WORK REQUEST: Transcribe the listing precisely, entry by entry.

INFORMATION SUPPLIED:
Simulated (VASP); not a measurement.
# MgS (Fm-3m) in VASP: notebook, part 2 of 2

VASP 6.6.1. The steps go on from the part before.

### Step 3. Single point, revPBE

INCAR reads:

YOUR SOLUTION:
Simulated (VASP); not a measurement.
# MgS (Fm-3m) in VASP: notebook, part 2 of 2

VASP 6.6.1. The steps go on from the part before.

### Step 3. Single point, revPBE

INCAR reads:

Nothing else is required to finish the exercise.